───── Material supplied
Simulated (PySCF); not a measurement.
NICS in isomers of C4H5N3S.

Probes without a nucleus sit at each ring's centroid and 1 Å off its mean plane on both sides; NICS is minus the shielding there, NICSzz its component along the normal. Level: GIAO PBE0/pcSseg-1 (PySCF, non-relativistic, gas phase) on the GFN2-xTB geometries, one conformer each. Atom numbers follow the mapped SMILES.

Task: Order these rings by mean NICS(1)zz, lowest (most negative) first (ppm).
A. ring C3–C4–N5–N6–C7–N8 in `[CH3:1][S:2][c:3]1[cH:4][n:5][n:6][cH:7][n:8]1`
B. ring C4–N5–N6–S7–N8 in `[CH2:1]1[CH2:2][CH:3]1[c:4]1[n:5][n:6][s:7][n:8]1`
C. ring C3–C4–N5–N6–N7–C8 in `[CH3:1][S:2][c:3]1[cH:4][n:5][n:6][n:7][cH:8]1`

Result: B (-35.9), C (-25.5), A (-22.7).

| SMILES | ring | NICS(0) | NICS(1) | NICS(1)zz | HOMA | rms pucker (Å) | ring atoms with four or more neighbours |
──────────

• _Work task_: Give back the lines of the data exactly as they are written, from the first line through the line containing "Result: B (-35.9), C (-25.5), A (-22.7).".

• _Answer space_:
Simulated (PySCF); not a measurement.
NICS in isomers of C4H5N3S.

Probes without a nucleus sit at each ring's centroid and 1 Å off its mean plane on both sides; NICS is minus the shielding there, NICSzz its component along the normal. Level: GIAO PBE0/pcSseg-1 (PySCF, non-relativistic, gas phase) on the GFN2-xTB geometries, one conformer each. Atom numbers follow the mapped SMILES.

Task: Order these rings by mean NICS(1)zz, lowest (most negative) first (ppm).
A. ring C3–C4–N5–N6–C7–N8 in `[CH3:1][S:2][c:3]1[cH:4][n:5][n:6][cH:7][n:8]1`
B. ring C4–N5–N6–S7–N8 in `[CH2:1]1[CH2:2][CH:3]1[c:4]1[n:5][n:6][s:7][n:8]1`
C. ring C3–C4–N5–N6–N7–C8 in `[CH3:1][S:2][c:3]1[cH:4][n:5][n:6][n:7][cH:8]1`

Result: B (-35.9), C (-25.5), A (-22.7).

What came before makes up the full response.